Work instruction. Could you retype every record below exactly as it appears?

BEGIN

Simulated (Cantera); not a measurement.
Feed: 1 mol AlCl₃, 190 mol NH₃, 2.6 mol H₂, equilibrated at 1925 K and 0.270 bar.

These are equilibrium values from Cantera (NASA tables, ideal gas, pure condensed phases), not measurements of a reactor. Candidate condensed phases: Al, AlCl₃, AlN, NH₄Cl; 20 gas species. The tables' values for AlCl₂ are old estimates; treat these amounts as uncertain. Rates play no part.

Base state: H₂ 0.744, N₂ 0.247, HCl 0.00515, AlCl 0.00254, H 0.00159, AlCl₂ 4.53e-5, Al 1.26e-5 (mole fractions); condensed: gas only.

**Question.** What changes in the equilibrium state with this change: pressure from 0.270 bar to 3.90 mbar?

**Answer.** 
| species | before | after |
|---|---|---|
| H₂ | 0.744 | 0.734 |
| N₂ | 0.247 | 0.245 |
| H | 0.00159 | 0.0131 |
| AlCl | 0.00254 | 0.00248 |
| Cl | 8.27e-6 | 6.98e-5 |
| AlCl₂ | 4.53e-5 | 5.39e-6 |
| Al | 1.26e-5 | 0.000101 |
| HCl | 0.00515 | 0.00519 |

END

Task solution.
Simulated (Cantera); not a measurement.
Feed: 1 mol AlCl₃, 190 mol NH₃, 2.6 mol H₂, equilibrated at 1925 K and 0.270 bar.

These are equilibrium values from Cantera (NASA tables, ideal gas, pure condensed phases), not measurements of a reactor. Candidate condensed phases: Al, AlCl₃, AlN, NH₄Cl; 20 gas species. The tables' values for AlCl₂ are old estimates; treat these amounts as uncertain. Rates play no part.

Base state: H₂ 0.744, N₂ 0.247, HCl 0.00515, AlCl 0.00254, H 0.00159, AlCl₂ 4.53e-5, Al 1.26e-5 (mole fractions); condensed: gas only.

**Question.** What changes in the equilibrium state with this change: pressure from 0.270 bar to 3.90 mbar?

**Answer.** 
| species | before | after |
|---|---|---|
| H₂ | 0.744 | 0.734 |
| N₂ | 0.247 | 0.245 |
| H | 0.00159 | 0.0131 |
| AlCl | 0.00254 | 0.00248 |
| Cl | 8.27e-6 | 6.98e-5 |
| AlCl₂ | 4.53e-5 | 5.39e-6 |
| Al | 1.26e-5 | 0.000101 |
| HCl | 0.00515 | 0.00519 |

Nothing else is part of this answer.